Work task: Beginning at the top of the material, repeat each line exactly, and stop once the line with "No measured levels" has been written.

Data for analysis:

BEGIN

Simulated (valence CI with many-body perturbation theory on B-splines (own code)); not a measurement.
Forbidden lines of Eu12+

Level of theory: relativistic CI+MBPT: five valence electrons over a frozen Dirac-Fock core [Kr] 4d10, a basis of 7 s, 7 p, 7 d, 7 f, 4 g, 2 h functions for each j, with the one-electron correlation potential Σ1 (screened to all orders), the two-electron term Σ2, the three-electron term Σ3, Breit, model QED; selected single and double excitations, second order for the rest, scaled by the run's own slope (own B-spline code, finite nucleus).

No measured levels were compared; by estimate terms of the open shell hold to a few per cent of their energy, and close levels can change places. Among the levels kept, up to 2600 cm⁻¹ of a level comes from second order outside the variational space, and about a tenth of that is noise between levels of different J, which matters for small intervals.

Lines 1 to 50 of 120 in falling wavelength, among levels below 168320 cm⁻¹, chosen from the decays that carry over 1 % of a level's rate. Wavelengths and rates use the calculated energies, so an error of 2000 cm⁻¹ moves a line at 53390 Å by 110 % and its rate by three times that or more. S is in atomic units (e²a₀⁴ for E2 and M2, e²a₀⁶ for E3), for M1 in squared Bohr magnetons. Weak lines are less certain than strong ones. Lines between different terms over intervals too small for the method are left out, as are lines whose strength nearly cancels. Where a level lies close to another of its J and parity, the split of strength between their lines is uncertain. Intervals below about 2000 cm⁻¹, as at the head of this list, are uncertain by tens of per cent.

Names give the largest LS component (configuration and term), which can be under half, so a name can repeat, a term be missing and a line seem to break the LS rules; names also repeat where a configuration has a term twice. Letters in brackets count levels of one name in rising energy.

END

Written answer:
Simulated (valence CI with many-body perturbation theory on B-splines (own code)); not a measurement.
Forbidden lines of Eu12+

Level of theory: relativistic CI+MBPT: five valence electrons over a frozen Dirac-Fock core [Kr] 4d10, a basis of 7 s, 7 p, 7 d, 7 f, 4 g, 2 h functions for each j, with the one-electron correlation potential Σ1 (screened to all orders), the two-electron term Σ2, the three-electron term Σ3, Breit, model QED; selected single and double excitations, second order for the rest, scaled by the run's own slope (own B-spline code, finite nucleus).

No measured levels were compared; by estimate terms of the open shell hold to a few per cent of their energy, and close levels can change places. Among the levels kept, up to 2600 cm⁻¹ of a level comes from second order outside the variational space, and about a tenth of that is noise between levels of different J, which matters for small intervals.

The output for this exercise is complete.